SUPPLIED ENTRIES
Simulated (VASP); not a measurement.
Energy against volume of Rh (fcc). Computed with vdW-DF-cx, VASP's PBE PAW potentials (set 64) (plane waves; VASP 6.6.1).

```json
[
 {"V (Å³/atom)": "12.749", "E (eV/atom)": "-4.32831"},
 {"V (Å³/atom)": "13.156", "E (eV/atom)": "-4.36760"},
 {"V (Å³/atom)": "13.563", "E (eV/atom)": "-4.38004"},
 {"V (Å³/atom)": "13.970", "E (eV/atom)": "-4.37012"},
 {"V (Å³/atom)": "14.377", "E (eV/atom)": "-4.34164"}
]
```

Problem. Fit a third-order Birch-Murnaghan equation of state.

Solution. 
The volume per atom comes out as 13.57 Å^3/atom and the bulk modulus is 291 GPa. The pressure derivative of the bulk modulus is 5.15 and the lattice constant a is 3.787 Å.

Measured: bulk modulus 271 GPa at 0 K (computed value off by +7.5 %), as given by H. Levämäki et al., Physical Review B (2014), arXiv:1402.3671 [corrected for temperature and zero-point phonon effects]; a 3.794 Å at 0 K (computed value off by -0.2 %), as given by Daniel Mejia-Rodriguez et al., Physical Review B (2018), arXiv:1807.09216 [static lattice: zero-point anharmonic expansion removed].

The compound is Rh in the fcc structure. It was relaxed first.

WORK ORDER
Quote, with nothing altered, all lines from the start of the entries to the line that carries "Measured: bulk modulus", inclusive.

YOUR SOLUTION
Simulated (VASP); not a measurement.
Energy against volume of Rh (fcc). Computed with vdW-DF-cx, VASP's PBE PAW potentials (set 64) (plane waves; VASP 6.6.1).

```json
[
 {"V (Å³/atom)": "12.749", "E (eV/atom)": "-4.32831"},
 {"V (Å³/atom)": "13.156", "E (eV/atom)": "-4.36760"},
 {"V (Å³/atom)": "13.563", "E (eV/atom)": "-4.38004"},
 {"V (Å³/atom)": "13.970", "E (eV/atom)": "-4.37012"},
 {"V (Å³/atom)": "14.377", "E (eV/atom)": "-4.34164"}
]
```

Problem. Fit a third-order Birch-Murnaghan equation of state.

Solution. 
The volume per atom comes out as 13.57 Å^3/atom and the bulk modulus is 291 GPa. The pressure derivative of the bulk modulus is 5.15 and the lattice constant a is 3.787 Å.

Measured: bulk modulus 271 GPa at 0 K (computed value off by +7.5 %), as given by H. Levämäki et al., Physical Review B (2014), arXiv:1402.3671 [corrected for temperature and zero-point phonon effects]; a 3.794 Å at 0 K (computed value off by -0.2 %), as given by Daniel Mejia-Rodriguez et al., Physical Review B (2018), arXiv:1807.09216 [static lattice: zero-point anharmonic expansion removed].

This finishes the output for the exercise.